================================

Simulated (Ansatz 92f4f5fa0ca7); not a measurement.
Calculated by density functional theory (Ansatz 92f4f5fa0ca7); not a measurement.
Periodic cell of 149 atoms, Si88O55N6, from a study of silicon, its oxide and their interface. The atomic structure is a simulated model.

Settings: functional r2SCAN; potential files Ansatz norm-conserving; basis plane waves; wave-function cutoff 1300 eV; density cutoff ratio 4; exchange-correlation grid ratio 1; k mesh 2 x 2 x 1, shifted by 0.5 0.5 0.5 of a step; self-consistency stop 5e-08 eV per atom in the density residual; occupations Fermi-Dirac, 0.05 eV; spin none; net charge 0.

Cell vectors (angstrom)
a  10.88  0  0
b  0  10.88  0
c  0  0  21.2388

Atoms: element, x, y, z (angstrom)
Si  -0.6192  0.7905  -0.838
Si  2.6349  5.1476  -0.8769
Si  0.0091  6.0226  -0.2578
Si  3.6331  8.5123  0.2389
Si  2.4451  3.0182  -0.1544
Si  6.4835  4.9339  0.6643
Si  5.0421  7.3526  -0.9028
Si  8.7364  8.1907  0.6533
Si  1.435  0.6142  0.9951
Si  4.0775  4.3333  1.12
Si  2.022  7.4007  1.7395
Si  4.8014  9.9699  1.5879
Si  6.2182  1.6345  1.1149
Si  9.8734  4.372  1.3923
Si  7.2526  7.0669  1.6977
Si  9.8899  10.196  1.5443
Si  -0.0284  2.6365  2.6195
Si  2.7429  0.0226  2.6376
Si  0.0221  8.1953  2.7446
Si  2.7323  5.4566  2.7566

================================

> **EXERCISE**: Reproduce exactly the section above that begins at the line containing "Periodic cell of" and ends at the line containing "Cell vectors (angstrom)", leaving out all other lines.

> **EXPECTED ANSWER**:
Periodic cell of 149 atoms, Si88O55N6, from a study of silicon, its oxide and their interface. The atomic structure is a simulated model.

Settings: functional r2SCAN; potential files Ansatz norm-conserving; basis plane waves; wave-function cutoff 1300 eV; density cutoff ratio 4; exchange-correlation grid ratio 1; k mesh 2 x 2 x 1, shifted by 0.5 0.5 0.5 of a step; self-consistency stop 5e-08 eV per atom in the density residual; occupations Fermi-Dirac, 0.05 eV; spin none; net charge 0.

Cell vectors (angstrom)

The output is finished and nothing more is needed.